◆ Activity: Up to and including the line containing "the withheld row.", retype each line of the listing below exactly, beginning with the first.

◆ Information supplied:
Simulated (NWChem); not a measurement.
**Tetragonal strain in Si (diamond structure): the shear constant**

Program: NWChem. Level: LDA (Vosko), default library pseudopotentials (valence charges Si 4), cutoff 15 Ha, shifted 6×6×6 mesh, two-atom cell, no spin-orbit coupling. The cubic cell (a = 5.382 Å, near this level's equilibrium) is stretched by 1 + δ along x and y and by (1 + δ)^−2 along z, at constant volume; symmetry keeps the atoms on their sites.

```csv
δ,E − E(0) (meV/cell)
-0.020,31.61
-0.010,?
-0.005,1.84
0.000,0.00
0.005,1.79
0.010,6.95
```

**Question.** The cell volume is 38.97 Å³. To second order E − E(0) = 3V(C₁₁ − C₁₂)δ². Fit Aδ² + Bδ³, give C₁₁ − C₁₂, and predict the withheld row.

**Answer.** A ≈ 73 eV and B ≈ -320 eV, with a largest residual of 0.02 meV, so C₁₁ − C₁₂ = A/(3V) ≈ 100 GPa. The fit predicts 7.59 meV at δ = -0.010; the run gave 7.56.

◆ Problem solution:
Simulated (NWChem); not a measurement.
**Tetragonal strain in Si (diamond structure): the shear constant**

Program: NWChem. Level: LDA (Vosko), default library pseudopotentials (valence charges Si 4), cutoff 15 Ha, shifted 6×6×6 mesh, two-atom cell, no spin-orbit coupling. The cubic cell (a = 5.382 Å, near this level's equilibrium) is stretched by 1 + δ along x and y and by (1 + δ)^−2 along z, at constant volume; symmetry keeps the atoms on their sites.

```csv
δ,E − E(0) (meV/cell)
-0.020,31.61
-0.010,?
-0.005,1.84
0.000,0.00
0.005,1.79
0.010,6.95
```

**Question.** The cell volume is 38.97 Å³. To second order E − E(0) = 3V(C₁₁ − C₁₂)δ². Fit Aδ² + Bδ³, give C₁₁ − C₁₂, and predict the withheld row.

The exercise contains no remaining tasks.